▶ [Listed entries]:
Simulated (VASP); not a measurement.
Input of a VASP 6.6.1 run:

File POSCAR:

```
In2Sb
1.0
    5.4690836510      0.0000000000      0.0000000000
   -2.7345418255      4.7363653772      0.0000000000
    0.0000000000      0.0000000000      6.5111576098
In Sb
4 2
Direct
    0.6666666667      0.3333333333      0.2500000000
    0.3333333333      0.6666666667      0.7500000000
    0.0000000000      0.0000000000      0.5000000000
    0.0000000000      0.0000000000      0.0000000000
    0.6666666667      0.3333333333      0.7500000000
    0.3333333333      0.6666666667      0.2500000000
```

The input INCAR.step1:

▶ [Work request]: For each line in the listing, return it exactly as shown.

▶ [Response area]:
Simulated (VASP); not a measurement.
Input of a VASP 6.6.1 run:

File POSCAR:

```
In2Sb
1.0
    5.4690836510      0.0000000000      0.0000000000
   -2.7345418255      4.7363653772      0.0000000000
    0.0000000000      0.0000000000      6.5111576098
In Sb
4 2
Direct
    0.6666666667      0.3333333333      0.2500000000
    0.3333333333      0.6666666667      0.7500000000
    0.0000000000      0.0000000000      0.5000000000
    0.0000000000      0.0000000000      0.0000000000
    0.6666666667      0.3333333333      0.7500000000
    0.3333333333      0.6666666667      0.2500000000
```

The input INCAR.step1:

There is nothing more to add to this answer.